▶ **Work task**
Start the output with the opening line of the listing below and continue, reproducing each line exactly, up to and including the line that contains "(1) 40 irreducible".

▶ **Data to examine**
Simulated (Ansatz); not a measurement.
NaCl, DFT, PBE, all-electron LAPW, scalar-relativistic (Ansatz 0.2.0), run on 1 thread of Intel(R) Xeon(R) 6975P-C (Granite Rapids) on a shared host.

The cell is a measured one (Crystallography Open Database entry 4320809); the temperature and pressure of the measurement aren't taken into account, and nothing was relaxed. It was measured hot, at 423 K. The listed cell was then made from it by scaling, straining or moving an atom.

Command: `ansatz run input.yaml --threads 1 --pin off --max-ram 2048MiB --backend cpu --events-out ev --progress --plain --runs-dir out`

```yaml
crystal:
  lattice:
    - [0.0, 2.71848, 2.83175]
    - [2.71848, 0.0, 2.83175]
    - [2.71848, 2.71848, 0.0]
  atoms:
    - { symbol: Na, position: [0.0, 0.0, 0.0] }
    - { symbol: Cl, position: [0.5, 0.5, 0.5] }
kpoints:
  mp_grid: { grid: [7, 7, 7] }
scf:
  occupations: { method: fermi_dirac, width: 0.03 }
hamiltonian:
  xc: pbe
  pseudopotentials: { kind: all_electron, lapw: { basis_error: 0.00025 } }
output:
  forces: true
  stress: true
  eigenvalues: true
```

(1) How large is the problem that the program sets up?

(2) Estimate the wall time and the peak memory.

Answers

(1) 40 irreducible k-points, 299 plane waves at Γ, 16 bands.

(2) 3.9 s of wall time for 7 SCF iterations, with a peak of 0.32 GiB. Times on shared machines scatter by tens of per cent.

▶ **Exercise response**
Simulated (Ansatz); not a measurement.
NaCl, DFT, PBE, all-electron LAPW, scalar-relativistic (Ansatz 0.2.0), run on 1 thread of Intel(R) Xeon(R) 6975P-C (Granite Rapids) on a shared host.

The cell is a measured one (Crystallography Open Database entry 4320809); the temperature and pressure of the measurement aren't taken into account, and nothing was relaxed. It was measured hot, at 423 K. The listed cell was then made from it by scaling, straining or moving an atom.

Command: `ansatz run input.yaml --threads 1 --pin off --max-ram 2048MiB --backend cpu --events-out ev --progress --plain --runs-dir out`

```yaml
crystal:
  lattice:
    - [0.0, 2.71848, 2.83175]
    - [2.71848, 0.0, 2.83175]
    - [2.71848, 2.71848, 0.0]
  atoms:
    - { symbol: Na, position: [0.0, 0.0, 0.0] }
    - { symbol: Cl, position: [0.5, 0.5, 0.5] }
kpoints:
  mp_grid: { grid: [7, 7, 7] }
scf:
  occupations: { method: fermi_dirac, width: 0.03 }
hamiltonian:
  xc: pbe
  pseudopotentials: { kind: all_electron, lapw: { basis_error: 0.00025 } }
output:
  forces: true
  stress: true
  eigenvalues: true
```

(1) How large is the problem that the program sets up?

(2) Estimate the wall time and the peak memory.

Answers

(1) 40 irreducible k-points, 299 plane waves at Γ, 16 bands.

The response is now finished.